GIVEN DATA:
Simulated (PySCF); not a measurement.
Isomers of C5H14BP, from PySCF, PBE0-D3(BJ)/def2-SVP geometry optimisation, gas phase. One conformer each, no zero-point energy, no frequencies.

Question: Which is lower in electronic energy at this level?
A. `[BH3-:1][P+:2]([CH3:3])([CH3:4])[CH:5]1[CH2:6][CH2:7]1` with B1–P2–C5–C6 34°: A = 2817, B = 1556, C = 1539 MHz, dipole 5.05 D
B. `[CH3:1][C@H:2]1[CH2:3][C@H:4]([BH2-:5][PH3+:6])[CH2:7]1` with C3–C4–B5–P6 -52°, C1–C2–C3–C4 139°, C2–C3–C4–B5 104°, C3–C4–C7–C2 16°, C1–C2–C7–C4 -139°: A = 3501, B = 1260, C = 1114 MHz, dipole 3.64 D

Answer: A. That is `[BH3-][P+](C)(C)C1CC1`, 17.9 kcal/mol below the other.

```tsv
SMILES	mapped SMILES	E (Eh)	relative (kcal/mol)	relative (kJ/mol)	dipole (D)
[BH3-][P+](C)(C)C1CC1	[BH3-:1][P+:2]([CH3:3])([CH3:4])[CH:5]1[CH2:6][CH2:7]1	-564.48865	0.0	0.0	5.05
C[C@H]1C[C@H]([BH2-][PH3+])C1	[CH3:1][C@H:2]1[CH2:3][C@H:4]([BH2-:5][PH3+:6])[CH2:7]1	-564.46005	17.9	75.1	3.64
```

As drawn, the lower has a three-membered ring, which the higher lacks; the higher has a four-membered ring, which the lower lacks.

WORK INSTRUCTION: The answer should be an exact copy of the lines from the first line of the data through the line with "dipole 5.05 D" and should contain nothing else.

RESPONSE:
Simulated (PySCF); not a measurement.
Isomers of C5H14BP, from PySCF, PBE0-D3(BJ)/def2-SVP geometry optimisation, gas phase. One conformer each, no zero-point energy, no frequencies.

Question: Which is lower in electronic energy at this level?
A. `[BH3-:1][P+:2]([CH3:3])([CH3:4])[CH:5]1[CH2:6][CH2:7]1` with B1–P2–C5–C6 34°: A = 2817, B = 1556, C = 1539 MHz, dipole 5.05 D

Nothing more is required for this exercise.